### REQUIREMENT
Take the lines below between the one holding "conformer of each.)" and the one holding "with C2–C3–S5–C6 1°", inclusive, and copy them exactly. Add nothing.

### DATA PROVIDED
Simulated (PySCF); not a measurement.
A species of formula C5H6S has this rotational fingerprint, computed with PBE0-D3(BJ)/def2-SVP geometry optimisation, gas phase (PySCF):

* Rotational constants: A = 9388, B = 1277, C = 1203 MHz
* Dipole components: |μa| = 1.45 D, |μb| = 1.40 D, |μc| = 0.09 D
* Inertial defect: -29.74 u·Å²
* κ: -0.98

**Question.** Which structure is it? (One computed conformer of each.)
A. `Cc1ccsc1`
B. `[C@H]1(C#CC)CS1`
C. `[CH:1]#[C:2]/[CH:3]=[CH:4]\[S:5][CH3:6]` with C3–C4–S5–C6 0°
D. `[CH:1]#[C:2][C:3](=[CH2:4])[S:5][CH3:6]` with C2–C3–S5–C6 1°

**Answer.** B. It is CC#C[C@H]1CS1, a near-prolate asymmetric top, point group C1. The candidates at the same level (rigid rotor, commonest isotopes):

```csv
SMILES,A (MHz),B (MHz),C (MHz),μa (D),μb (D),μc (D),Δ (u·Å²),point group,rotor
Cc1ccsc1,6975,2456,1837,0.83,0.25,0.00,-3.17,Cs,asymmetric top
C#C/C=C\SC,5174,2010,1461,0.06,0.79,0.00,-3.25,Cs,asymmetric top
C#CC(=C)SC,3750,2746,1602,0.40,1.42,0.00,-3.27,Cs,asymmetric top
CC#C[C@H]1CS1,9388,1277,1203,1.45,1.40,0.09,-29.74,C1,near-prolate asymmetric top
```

### REPLY
**Question.** Which structure is it? (One computed conformer of each.)
A. `Cc1ccsc1`
B. `[C@H]1(C#CC)CS1`
C. `[CH:1]#[C:2]/[CH:3]=[CH:4]\[S:5][CH3:6]` with C3–C4–S5–C6 0°
D. `[CH:1]#[C:2][C:3](=[CH2:4])[S:5][CH3:6]` with C2–C3–S5–C6 1°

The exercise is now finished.